:::
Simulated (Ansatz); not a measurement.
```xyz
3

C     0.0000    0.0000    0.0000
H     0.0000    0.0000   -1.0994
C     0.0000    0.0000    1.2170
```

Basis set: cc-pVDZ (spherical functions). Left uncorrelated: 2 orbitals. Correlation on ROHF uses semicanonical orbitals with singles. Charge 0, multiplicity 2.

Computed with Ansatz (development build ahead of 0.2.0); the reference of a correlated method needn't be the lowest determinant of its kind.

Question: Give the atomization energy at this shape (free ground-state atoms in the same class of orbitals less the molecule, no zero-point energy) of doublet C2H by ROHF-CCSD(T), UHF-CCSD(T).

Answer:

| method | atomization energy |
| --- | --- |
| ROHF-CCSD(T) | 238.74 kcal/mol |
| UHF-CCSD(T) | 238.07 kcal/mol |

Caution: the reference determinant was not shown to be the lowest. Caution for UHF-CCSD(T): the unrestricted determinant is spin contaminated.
:::

• [Activity]:
Print the data above exactly.

• [Written reply]:
Simulated (Ansatz); not a measurement.
```xyz
3

C     0.0000    0.0000    0.0000
H     0.0000    0.0000   -1.0994
C     0.0000    0.0000    1.2170
```

Basis set: cc-pVDZ (spherical functions). Left uncorrelated: 2 orbitals. Correlation on ROHF uses semicanonical orbitals with singles. Charge 0, multiplicity 2.

Computed with Ansatz (development build ahead of 0.2.0); the reference of a correlated method needn't be the lowest determinant of its kind.

Question: Give the atomization energy at this shape (free ground-state atoms in the same class of orbitals less the molecule, no zero-point energy) of doublet C2H by ROHF-CCSD(T), UHF-CCSD(T).

Answer:

| method | atomization energy |
| --- | --- |
| ROHF-CCSD(T) | 238.74 kcal/mol |
| UHF-CCSD(T) | 238.07 kcal/mol |

Caution: the reference determinant was not shown to be the lowest. Caution for UHF-CCSD(T): the unrestricted determinant is spin contaminated.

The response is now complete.